Assignment
Give the data a second time, exactly and in full.

Supplied data
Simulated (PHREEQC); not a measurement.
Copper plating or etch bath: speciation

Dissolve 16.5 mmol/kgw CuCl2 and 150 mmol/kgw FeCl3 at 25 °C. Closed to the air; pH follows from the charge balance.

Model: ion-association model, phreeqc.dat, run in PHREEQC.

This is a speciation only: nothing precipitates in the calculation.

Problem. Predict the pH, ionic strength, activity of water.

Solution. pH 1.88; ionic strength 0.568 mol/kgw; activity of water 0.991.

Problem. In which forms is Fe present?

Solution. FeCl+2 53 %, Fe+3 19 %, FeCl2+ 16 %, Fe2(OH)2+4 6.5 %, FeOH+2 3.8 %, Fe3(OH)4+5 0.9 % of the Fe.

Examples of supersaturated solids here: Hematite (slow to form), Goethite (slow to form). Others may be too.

Written reply
Simulated (PHREEQC); not a measurement.
Copper plating or etch bath: speciation

Dissolve 16.5 mmol/kgw CuCl2 and 150 mmol/kgw FeCl3 at 25 °C. Closed to the air; pH follows from the charge balance.

Model: ion-association model, phreeqc.dat, run in PHREEQC.

This is a speciation only: nothing precipitates in the calculation.

Problem. Predict the pH, ionic strength, activity of water.

Solution. pH 1.88; ionic strength 0.568 mol/kgw; activity of water 0.991.

Problem. In which forms is Fe present?

Solution. FeCl+2 53 %, Fe+3 19 %, FeCl2+ 16 %, Fe2(OH)2+4 6.5 %, FeOH+2 3.8 %, Fe3(OH)4+5 0.9 % of the Fe.

Examples of supersaturated solids here: Hematite (slow to form), Goethite (slow to form). Others may be too.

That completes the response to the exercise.